Record excerpts
-----

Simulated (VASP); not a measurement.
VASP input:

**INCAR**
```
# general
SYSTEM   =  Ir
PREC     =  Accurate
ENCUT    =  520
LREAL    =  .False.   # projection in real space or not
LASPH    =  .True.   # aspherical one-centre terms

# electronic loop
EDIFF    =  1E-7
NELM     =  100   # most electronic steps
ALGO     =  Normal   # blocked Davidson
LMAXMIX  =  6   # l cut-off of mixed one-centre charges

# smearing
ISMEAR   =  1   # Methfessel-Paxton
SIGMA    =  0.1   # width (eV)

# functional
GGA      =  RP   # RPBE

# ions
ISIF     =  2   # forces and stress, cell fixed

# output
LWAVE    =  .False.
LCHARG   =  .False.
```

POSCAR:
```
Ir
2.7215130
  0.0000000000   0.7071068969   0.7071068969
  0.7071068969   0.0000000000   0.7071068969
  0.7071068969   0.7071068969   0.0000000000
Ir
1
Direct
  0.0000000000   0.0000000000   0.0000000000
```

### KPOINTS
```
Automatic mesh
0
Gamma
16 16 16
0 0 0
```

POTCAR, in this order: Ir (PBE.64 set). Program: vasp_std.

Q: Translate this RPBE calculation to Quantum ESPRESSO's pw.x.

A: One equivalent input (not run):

-----

Activity
With the records above in view, retype each one exactly.

Response box
Simulated (VASP); not a measurement.
VASP input:

**INCAR**
```
# general
SYSTEM   =  Ir
PREC     =  Accurate
ENCUT    =  520
LREAL    =  .False.   # projection in real space or not
LASPH    =  .True.   # aspherical one-centre terms

# electronic loop
EDIFF    =  1E-7
NELM     =  100   # most electronic steps
ALGO     =  Normal   # blocked Davidson
LMAXMIX  =  6   # l cut-off of mixed one-centre charges

# smearing
ISMEAR   =  1   # Methfessel-Paxton
SIGMA    =  0.1   # width (eV)

# functional
GGA      =  RP   # RPBE

# ions
ISIF     =  2   # forces and stress, cell fixed

# output
LWAVE    =  .False.
LCHARG   =  .False.
```

POSCAR:
```
Ir
2.7215130
  0.0000000000   0.7071068969   0.7071068969
  0.7071068969   0.0000000000   0.7071068969
  0.7071068969   0.7071068969   0.0000000000
Ir
1
Direct
  0.0000000000   0.0000000000   0.0000000000
```

### KPOINTS
```
Automatic mesh
0
Gamma
16 16 16
0 0 0
```

POTCAR, in this order: Ir (PBE.64 set). Program: vasp_std.

Q: Translate this RPBE calculation to Quantum ESPRESSO's pw.x.

A: One equivalent input (not run):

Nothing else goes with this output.